» Entries provided
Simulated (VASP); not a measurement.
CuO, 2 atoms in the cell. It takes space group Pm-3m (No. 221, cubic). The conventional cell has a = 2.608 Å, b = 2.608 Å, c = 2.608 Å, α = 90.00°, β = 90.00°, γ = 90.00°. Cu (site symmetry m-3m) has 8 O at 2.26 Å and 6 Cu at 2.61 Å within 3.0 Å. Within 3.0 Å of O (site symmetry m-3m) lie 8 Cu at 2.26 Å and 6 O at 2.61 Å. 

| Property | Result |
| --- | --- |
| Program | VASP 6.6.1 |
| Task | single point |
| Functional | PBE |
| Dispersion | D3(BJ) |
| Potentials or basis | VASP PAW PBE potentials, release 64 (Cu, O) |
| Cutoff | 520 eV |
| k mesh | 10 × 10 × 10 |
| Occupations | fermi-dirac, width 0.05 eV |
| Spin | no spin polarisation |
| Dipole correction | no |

» Brief
Please give an exact copy of the lines above, beginning with the line containing "64 (Cu, O) |" and running through the line containing "spin polarisation |", and of no other lines.

» Exercise answer
| Potentials or basis | VASP PAW PBE potentials, release 64 (Cu, O) |
| Cutoff | 520 eV |
| k mesh | 10 × 10 × 10 |
| Occupations | fermi-dirac, width 0.05 eV |
| Spin | no spin polarisation |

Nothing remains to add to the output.